▶ REQUIRED ACTION:
Return verbatim all lines from the first one in the records to the line with "spin polarisation |", both ends kept.

=== INFORMATION SHOWN ===
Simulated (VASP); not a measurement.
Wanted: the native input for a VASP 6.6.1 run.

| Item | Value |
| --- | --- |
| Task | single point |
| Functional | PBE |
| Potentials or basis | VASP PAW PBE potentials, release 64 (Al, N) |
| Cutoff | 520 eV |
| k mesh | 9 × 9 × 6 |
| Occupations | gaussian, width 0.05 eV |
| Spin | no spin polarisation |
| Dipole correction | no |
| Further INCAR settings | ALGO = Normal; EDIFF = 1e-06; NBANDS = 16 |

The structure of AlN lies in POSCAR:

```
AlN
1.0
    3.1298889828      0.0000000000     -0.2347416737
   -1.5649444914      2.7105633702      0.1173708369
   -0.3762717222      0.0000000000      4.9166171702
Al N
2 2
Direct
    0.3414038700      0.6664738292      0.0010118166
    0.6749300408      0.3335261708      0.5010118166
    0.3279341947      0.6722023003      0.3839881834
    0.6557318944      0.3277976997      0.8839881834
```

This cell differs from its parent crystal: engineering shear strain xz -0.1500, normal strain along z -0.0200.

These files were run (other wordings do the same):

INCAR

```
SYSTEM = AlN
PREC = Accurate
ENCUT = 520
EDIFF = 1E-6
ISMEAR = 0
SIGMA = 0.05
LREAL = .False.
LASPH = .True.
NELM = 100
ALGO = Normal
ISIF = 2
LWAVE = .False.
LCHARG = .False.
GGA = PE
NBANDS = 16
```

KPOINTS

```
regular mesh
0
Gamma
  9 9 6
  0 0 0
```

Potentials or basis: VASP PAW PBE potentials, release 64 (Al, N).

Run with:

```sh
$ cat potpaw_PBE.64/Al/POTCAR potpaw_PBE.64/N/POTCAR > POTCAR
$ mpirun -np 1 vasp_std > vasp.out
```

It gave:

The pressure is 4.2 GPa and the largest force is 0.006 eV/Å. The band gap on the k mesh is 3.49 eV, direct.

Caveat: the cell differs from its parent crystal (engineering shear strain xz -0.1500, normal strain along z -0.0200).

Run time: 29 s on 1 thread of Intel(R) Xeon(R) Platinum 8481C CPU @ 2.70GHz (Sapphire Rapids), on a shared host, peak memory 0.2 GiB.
===

▶ ANSWER SPACE:
Simulated (VASP); not a measurement.
Wanted: the native input for a VASP 6.6.1 run.

| Item | Value |
| --- | --- |
| Task | single point |
| Functional | PBE |
| Potentials or basis | VASP PAW PBE potentials, release 64 (Al, N) |
| Cutoff | 520 eV |
| k mesh | 9 × 9 × 6 |
| Occupations | gaussian, width 0.05 eV |
| Spin | no spin polarisation |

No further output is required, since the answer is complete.